▶ EXERCISE:
Repeat, line for line, the entries below from the first line to the line containing "run end on?", counting both ends.

▶ INFORMATION SUPPLIED:
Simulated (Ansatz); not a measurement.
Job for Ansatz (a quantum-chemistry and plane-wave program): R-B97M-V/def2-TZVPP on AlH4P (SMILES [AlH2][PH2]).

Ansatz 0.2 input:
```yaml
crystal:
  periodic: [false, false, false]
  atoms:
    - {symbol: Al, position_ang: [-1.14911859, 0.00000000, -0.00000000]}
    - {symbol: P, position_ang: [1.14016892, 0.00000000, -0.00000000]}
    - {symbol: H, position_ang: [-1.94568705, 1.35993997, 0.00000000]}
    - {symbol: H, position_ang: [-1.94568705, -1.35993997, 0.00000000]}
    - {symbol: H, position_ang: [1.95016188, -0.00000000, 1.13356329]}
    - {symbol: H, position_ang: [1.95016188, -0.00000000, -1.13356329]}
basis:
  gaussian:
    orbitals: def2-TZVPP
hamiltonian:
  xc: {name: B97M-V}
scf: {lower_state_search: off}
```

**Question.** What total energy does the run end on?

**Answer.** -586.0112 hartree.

▶ WRITTEN SOLUTION:
Simulated (Ansatz); not a measurement.
Job for Ansatz (a quantum-chemistry and plane-wave program): R-B97M-V/def2-TZVPP on AlH4P (SMILES [AlH2][PH2]).

Ansatz 0.2 input:
```yaml
crystal:
  periodic: [false, false, false]
  atoms:
    - {symbol: Al, position_ang: [-1.14911859, 0.00000000, -0.00000000]}
    - {symbol: P, position_ang: [1.14016892, 0.00000000, -0.00000000]}
    - {symbol: H, position_ang: [-1.94568705, 1.35993997, 0.00000000]}
    - {symbol: H, position_ang: [-1.94568705, -1.35993997, 0.00000000]}
    - {symbol: H, position_ang: [1.95016188, -0.00000000, 1.13356329]}
    - {symbol: H, position_ang: [1.95016188, -0.00000000, -1.13356329]}
basis:
  gaussian:
    orbitals: def2-TZVPP
hamiltonian:
  xc: {name: B97M-V}
scf: {lower_state_search: off}
```

**Question.** What total energy does the run end on?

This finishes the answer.